[[ Data provided, beginning ]]
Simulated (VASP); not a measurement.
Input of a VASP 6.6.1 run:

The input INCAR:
[[ Data provided, end ]]

Transcribe all of the data so that each line matches the source exactly.

→ Written solution
Simulated (VASP); not a measurement.
Input of a VASP 6.6.1 run:

The input INCAR:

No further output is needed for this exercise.